All the data below needs to be retyped exactly as shown.

Top of STORED DATA
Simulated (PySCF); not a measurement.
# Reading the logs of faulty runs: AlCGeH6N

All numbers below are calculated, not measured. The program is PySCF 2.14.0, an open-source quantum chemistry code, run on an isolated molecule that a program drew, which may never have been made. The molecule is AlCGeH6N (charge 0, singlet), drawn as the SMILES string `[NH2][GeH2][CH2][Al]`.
Bottom of STORED DATA

ANSWER AREA:
Simulated (PySCF); not a measurement.
# Reading the logs of faulty runs: AlCGeH6N

All numbers below are calculated, not measured. The program is PySCF 2.14.0, an open-source quantum chemistry code, run on an isolated molecule that a program drew, which may never have been made. The molecule is AlCGeH6N (charge 0, singlet), drawn as the SMILES string `[NH2][GeH2][CH2][Al]`.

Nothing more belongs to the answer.